- **Task item**: Copy the records below exactly as they appear.

- **Material provided**:
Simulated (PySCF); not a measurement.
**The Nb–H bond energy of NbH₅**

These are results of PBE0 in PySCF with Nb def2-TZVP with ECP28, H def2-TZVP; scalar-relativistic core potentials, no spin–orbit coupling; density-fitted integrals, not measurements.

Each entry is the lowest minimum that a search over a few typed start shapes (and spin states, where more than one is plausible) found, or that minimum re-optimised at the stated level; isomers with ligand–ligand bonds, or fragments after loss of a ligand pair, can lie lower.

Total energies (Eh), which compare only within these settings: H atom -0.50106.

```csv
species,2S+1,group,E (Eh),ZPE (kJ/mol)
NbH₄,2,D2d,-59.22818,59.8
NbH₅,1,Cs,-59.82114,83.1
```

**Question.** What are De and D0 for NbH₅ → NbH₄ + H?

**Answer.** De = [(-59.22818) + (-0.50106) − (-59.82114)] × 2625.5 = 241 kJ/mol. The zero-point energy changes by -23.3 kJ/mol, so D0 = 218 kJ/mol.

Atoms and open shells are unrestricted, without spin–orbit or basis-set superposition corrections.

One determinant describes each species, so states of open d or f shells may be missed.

- **Task solution**:
Simulated (PySCF); not a measurement.
**The Nb–H bond energy of NbH₅**

These are results of PBE0 in PySCF with Nb def2-TZVP with ECP28, H def2-TZVP; scalar-relativistic core potentials, no spin–orbit coupling; density-fitted integrals, not measurements.

Each entry is the lowest minimum that a search over a few typed start shapes (and spin states, where more than one is plausible) found, or that minimum re-optimised at the stated level; isomers with ligand–ligand bonds, or fragments after loss of a ligand pair, can lie lower.

Total energies (Eh), which compare only within these settings: H atom -0.50106.

```csv
species,2S+1,group,E (Eh),ZPE (kJ/mol)
NbH₄,2,D2d,-59.22818,59.8
NbH₅,1,Cs,-59.82114,83.1
```

**Question.** What are De and D0 for NbH₅ → NbH₄ + H?

**Answer.** De = [(-59.22818) + (-0.50106) − (-59.82114)] × 2625.5 = 241 kJ/mol. The zero-point energy changes by -23.3 kJ/mol, so D0 = 218 kJ/mol.

Atoms and open shells are unrestricted, without spin–orbit or basis-set superposition corrections.

One determinant describes each species, so states of open d or f shells may be missed.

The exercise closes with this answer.